Data records:
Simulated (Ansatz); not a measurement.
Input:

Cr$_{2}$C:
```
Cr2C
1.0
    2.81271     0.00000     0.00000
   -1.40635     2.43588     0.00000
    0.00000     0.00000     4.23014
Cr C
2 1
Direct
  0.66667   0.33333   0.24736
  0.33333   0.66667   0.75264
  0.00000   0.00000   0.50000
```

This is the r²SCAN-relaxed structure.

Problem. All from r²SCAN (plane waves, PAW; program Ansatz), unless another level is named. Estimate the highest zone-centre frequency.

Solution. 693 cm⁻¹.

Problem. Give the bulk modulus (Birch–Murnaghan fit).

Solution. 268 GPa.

Task item:
A complete, exact transcription of the data above is the required answer.

Task answer:
Simulated (Ansatz); not a measurement.
Input:

Cr$_{2}$C:
```
Cr2C
1.0
    2.81271     0.00000     0.00000
   -1.40635     2.43588     0.00000
    0.00000     0.00000     4.23014
Cr C
2 1
Direct
  0.66667   0.33333   0.24736
  0.33333   0.66667   0.75264
  0.00000   0.00000   0.50000
```

This is the r²SCAN-relaxed structure.

Problem. All from r²SCAN (plane waves, PAW; program Ansatz), unless another level is named. Estimate the highest zone-centre frequency.

Solution. 693 cm⁻¹.

Problem. Give the bulk modulus (Birch–Murnaghan fit).

Solution. 268 GPa.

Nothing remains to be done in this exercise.